• **Requirement**:
Only one stretch of the data is wanted: the line containing "The cell was", the line containing "- Occupations: fermi-dirac, width 0.05 eV", and every line between them, copied exactly.

• **The data**:
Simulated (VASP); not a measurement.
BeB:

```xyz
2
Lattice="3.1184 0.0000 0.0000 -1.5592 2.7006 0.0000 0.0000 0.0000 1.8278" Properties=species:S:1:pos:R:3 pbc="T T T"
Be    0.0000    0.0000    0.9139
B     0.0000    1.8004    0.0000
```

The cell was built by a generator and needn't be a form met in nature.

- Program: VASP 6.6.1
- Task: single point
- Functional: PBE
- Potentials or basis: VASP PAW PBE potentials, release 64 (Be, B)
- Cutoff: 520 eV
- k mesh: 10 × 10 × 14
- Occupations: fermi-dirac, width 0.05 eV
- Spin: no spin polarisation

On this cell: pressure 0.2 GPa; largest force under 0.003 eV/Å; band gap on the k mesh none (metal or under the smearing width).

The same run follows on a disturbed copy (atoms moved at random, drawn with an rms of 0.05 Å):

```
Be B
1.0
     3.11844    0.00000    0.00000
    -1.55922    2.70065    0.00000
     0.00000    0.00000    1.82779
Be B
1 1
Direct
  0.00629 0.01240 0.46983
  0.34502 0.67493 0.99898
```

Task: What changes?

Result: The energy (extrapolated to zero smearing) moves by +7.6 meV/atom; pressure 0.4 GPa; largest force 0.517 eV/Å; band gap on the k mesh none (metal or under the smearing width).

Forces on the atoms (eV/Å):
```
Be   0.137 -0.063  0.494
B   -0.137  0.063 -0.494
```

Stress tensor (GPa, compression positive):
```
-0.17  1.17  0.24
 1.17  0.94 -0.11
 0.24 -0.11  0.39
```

• **Answer box**:
The cell was built by a generator and needn't be a form met in nature.

- Program: VASP 6.6.1
- Task: single point
- Functional: PBE
- Potentials or basis: VASP PAW PBE potentials, release 64 (Be, B)
- Cutoff: 520 eV
- k mesh: 10 × 10 × 14
- Occupations: fermi-dirac, width 0.05 eV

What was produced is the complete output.